Copy word for word the lines from the start of the records through the line that contains "at 8.13 eV)", both included.

________________________
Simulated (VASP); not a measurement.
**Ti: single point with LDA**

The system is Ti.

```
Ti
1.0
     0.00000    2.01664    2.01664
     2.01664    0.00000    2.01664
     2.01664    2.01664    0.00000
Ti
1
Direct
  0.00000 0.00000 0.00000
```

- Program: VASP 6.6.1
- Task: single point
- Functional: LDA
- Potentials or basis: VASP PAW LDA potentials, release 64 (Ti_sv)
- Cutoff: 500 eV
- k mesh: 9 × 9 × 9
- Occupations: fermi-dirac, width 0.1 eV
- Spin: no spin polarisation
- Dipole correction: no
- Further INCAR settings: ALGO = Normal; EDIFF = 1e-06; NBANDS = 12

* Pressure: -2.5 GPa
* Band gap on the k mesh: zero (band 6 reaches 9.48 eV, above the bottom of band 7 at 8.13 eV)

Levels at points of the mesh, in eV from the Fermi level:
________________________

▶ **Response area**
Simulated (VASP); not a measurement.
**Ti: single point with LDA**

The system is Ti.

```
Ti
1.0
     0.00000    2.01664    2.01664
     2.01664    0.00000    2.01664
     2.01664    2.01664    0.00000
Ti
1
Direct
  0.00000 0.00000 0.00000
```

- Program: VASP 6.6.1
- Task: single point
- Functional: LDA
- Potentials or basis: VASP PAW LDA potentials, release 64 (Ti_sv)
- Cutoff: 500 eV
- k mesh: 9 × 9 × 9
- Occupations: fermi-dirac, width 0.1 eV
- Spin: no spin polarisation
- Dipole correction: no
- Further INCAR settings: ALGO = Normal; EDIFF = 1e-06; NBANDS = 12

* Pressure: -2.5 GPa
* Band gap on the k mesh: zero (band 6 reaches 9.48 eV, above the bottom of band 7 at 8.13 eV)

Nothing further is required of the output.